### Work task
Set down the records that follow in full and without changes.

◆ ◆ ◆ ◆ ◆ ◆ ◆

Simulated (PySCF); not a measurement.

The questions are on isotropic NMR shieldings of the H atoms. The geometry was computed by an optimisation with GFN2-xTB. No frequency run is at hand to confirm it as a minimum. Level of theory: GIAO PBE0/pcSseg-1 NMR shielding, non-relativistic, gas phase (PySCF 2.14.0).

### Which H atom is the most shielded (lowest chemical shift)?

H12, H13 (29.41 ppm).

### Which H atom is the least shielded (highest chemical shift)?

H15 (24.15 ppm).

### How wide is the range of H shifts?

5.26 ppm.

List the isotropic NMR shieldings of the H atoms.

◆ ◆ ◆ ◆ ◆ ◆ ◆

### Exercise answer
Simulated (PySCF); not a measurement.

The questions are on isotropic NMR shieldings of the H atoms. The geometry was computed by an optimisation with GFN2-xTB. No frequency run is at hand to confirm it as a minimum. Level of theory: GIAO PBE0/pcSseg-1 NMR shielding, non-relativistic, gas phase (PySCF 2.14.0).

### Which H atom is the most shielded (lowest chemical shift)?

H12, H13 (29.41 ppm).

### Which H atom is the least shielded (highest chemical shift)?

H15 (24.15 ppm).

### How wide is the range of H shifts?

5.26 ppm.

List the isotropic NMR shieldings of the H atoms.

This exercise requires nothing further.